The lines from the top of the records below through the one containing "A: One way, which" are to be transcribed exactly, and nothing else is to be added.

* * * *

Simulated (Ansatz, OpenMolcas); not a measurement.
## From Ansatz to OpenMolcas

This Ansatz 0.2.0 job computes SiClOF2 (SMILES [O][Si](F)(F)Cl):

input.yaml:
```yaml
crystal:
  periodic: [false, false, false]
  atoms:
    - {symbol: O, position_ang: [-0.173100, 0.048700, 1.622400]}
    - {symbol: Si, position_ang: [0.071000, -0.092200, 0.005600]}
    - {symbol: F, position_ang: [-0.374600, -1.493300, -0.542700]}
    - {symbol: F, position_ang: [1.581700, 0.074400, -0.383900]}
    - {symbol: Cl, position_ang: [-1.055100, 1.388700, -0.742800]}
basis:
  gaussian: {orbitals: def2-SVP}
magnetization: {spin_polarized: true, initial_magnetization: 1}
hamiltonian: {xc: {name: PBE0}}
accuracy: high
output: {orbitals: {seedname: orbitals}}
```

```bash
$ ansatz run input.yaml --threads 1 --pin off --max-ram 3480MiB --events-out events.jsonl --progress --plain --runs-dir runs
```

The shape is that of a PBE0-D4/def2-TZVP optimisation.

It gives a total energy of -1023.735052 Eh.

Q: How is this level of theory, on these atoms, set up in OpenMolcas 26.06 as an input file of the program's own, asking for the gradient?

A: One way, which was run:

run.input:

* * * *

SOLUTION:
Simulated (Ansatz, OpenMolcas); not a measurement.
## From Ansatz to OpenMolcas

This Ansatz 0.2.0 job computes SiClOF2 (SMILES [O][Si](F)(F)Cl):

input.yaml:
```yaml
crystal:
  periodic: [false, false, false]
  atoms:
    - {symbol: O, position_ang: [-0.173100, 0.048700, 1.622400]}
    - {symbol: Si, position_ang: [0.071000, -0.092200, 0.005600]}
    - {symbol: F, position_ang: [-0.374600, -1.493300, -0.542700]}
    - {symbol: F, position_ang: [1.581700, 0.074400, -0.383900]}
    - {symbol: Cl, position_ang: [-1.055100, 1.388700, -0.742800]}
basis:
  gaussian: {orbitals: def2-SVP}
magnetization: {spin_polarized: true, initial_magnetization: 1}
hamiltonian: {xc: {name: PBE0}}
accuracy: high
output: {orbitals: {seedname: orbitals}}
```

```bash
$ ansatz run input.yaml --threads 1 --pin off --max-ram 3480MiB --events-out events.jsonl --progress --plain --runs-dir runs
```

The shape is that of a PBE0-D4/def2-TZVP optimisation.

It gives a total energy of -1023.735052 Eh.

Q: How is this level of theory, on these atoms, set up in OpenMolcas 26.06 as an input file of the program's own, asking for the gradient?

A: One way, which was run:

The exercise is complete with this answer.